→ **WORK ORDER**
Give back exactly the lines of the data below, starting with the line that has "Problem. Write its SMILES and formula." and going on through the line that has "Problem. What are".

→ **EXERCISE DATA**
=-=-=

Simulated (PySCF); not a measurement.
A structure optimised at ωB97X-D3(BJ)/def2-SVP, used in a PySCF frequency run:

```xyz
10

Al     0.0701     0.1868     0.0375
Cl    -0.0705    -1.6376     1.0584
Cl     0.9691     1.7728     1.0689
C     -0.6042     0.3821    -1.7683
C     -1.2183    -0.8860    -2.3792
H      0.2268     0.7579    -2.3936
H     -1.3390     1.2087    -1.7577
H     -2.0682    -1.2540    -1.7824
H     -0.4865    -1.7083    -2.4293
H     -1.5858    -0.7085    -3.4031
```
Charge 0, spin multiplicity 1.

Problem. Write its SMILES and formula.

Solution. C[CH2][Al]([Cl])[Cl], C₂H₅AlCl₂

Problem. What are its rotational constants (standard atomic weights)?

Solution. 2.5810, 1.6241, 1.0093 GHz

=-=-=

→ **EXERCISE RESPONSE**
Problem. Write its SMILES and formula.

Solution. C[CH2][Al]([Cl])[Cl], C₂H₅AlCl₂

Problem. What are its rotational constants (standard atomic weights)?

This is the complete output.